────────────────
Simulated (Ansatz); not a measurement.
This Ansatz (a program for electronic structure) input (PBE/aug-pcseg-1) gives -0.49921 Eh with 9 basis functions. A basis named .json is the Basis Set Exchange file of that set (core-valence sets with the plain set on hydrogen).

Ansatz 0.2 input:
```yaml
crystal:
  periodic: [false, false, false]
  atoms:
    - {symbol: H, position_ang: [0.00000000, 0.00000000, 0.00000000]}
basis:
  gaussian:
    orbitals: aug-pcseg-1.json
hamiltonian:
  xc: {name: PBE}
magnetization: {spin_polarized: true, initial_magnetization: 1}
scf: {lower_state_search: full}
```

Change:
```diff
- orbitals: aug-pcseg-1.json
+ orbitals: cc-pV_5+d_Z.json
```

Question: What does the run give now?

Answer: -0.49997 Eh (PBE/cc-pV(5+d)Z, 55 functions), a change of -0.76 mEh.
────────────────

Exercise: Reproduce the material above exactly, beginning at its first line and ending with the line that holds "Question: What does the run give now?". Include nothing else.

Worked solution:
Simulated (Ansatz); not a measurement.
This Ansatz (a program for electronic structure) input (PBE/aug-pcseg-1) gives -0.49921 Eh with 9 basis functions. A basis named .json is the Basis Set Exchange file of that set (core-valence sets with the plain set on hydrogen).

Ansatz 0.2 input:
```yaml
crystal:
  periodic: [false, false, false]
  atoms:
    - {symbol: H, position_ang: [0.00000000, 0.00000000, 0.00000000]}
basis:
  gaussian:
    orbitals: aug-pcseg-1.json
hamiltonian:
  xc: {name: PBE}
magnetization: {spin_polarized: true, initial_magnetization: 1}
scf: {lower_state_search: full}
```

Change:
```diff
- orbitals: aug-pcseg-1.json
+ orbitals: cc-pV_5+d_Z.json
```

Question: What does the run give now?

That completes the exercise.